### Information given
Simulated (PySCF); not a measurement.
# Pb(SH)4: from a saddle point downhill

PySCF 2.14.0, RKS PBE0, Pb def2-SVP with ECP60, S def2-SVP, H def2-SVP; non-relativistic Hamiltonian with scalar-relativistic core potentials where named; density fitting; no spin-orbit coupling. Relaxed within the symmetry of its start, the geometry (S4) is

### Brief
Please make an exact copy of the entries, down to the last character.

### Your solution
Simulated (PySCF); not a measurement.
# Pb(SH)4: from a saddle point downhill

PySCF 2.14.0, RKS PBE0, Pb def2-SVP with ECP60, S def2-SVP, H def2-SVP; non-relativistic Hamiltonian with scalar-relativistic core potentials where named; density fitting; no spin-orbit coupling. Relaxed within the symmetry of its start, the geometry (S4) is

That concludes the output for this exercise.